- _DATA SHOWN_:
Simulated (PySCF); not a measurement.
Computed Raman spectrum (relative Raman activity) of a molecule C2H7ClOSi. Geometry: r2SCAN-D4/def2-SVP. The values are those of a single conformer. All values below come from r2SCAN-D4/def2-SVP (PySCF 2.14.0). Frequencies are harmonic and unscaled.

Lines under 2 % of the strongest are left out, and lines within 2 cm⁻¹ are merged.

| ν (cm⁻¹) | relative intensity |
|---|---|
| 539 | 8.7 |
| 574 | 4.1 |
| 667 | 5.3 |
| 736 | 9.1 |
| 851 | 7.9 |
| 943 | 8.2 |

- _REQUIREMENT_:
Could you restate every entry verbatim, please?

- _TASK RESPONSE_:
Simulated (PySCF); not a measurement.
Computed Raman spectrum (relative Raman activity) of a molecule C2H7ClOSi. Geometry: r2SCAN-D4/def2-SVP. The values are those of a single conformer. All values below come from r2SCAN-D4/def2-SVP (PySCF 2.14.0). Frequencies are harmonic and unscaled.

Lines under 2 % of the strongest are left out, and lines within 2 cm⁻¹ are merged.

| ν (cm⁻¹) | relative intensity |
|---|---|
| 539 | 8.7 |
| 574 | 4.1 |
| 667 | 5.3 |
| 736 | 9.1 |
| 851 | 7.9 |
| 943 | 8.2 |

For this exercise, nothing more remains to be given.